Work instruction: Return the data below, unchanged.

○ ○ ○ ○ ○
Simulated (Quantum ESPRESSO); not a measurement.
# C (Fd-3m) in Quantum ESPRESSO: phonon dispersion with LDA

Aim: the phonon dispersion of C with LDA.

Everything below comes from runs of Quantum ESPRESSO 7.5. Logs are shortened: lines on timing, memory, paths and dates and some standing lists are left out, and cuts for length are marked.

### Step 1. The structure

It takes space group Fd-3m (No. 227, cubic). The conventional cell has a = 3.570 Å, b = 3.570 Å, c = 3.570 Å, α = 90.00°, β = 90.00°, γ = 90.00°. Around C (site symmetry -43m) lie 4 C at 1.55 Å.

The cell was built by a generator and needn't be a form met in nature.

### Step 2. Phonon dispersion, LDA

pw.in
○ ○ ○ ○ ○

Response box:
Simulated (Quantum ESPRESSO); not a measurement.
# C (Fd-3m) in Quantum ESPRESSO: phonon dispersion with LDA

Aim: the phonon dispersion of C with LDA.

Everything below comes from runs of Quantum ESPRESSO 7.5. Logs are shortened: lines on timing, memory, paths and dates and some standing lists are left out, and cuts for length are marked.

### Step 1. The structure

It takes space group Fd-3m (No. 227, cubic). The conventional cell has a = 3.570 Å, b = 3.570 Å, c = 3.570 Å, α = 90.00°, β = 90.00°, γ = 90.00°. Around C (site symmetry -43m) lie 4 C at 1.55 Å.

The cell was built by a generator and needn't be a form met in nature.

### Step 2. Phonon dispersion, LDA

pw.in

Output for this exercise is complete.